> **Work order**:
Your answer must hold only the lines below from the line containing "- RKS-B3LYP/6-31G* = PySCF" through the line containing "- wB97X-D/def2-TZVP // GFN2-xTB (Psi4)", each reproduced exactly.

> **Data for review**:
┄┄┄┄┄┄┄┄┄┄┄┄┄┄┄┄┄┄┄┄

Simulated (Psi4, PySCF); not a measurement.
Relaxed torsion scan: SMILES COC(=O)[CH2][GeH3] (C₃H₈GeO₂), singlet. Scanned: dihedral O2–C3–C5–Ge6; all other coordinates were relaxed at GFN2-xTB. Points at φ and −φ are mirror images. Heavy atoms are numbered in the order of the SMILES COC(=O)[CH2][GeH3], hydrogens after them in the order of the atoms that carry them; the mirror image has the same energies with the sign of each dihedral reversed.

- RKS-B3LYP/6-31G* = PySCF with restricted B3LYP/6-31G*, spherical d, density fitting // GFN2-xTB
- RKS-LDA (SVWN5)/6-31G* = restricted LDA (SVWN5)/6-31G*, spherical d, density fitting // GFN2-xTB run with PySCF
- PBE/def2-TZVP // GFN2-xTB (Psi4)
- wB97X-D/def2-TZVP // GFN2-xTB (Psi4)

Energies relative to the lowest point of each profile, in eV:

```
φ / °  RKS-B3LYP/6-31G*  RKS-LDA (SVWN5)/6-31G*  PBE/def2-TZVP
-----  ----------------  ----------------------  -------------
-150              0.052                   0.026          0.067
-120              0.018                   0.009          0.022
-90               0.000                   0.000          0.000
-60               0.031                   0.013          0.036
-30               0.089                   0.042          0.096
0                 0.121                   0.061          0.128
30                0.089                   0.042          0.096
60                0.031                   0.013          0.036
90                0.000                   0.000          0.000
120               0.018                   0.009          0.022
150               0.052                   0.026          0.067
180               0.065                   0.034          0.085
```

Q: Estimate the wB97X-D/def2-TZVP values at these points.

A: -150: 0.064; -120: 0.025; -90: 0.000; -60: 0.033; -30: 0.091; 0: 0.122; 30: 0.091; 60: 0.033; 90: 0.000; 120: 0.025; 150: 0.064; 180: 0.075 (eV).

┄┄┄┄┄┄┄┄┄┄┄┄┄┄┄┄┄┄┄┄

> **Result**:
- RKS-B3LYP/6-31G* = PySCF with restricted B3LYP/6-31G*, spherical d, density fitting // GFN2-xTB
- RKS-LDA (SVWN5)/6-31G* = restricted LDA (SVWN5)/6-31G*, spherical d, density fitting // GFN2-xTB run with PySCF
- PBE/def2-TZVP // GFN2-xTB (Psi4)
- wB97X-D/def2-TZVP // GFN2-xTB (Psi4)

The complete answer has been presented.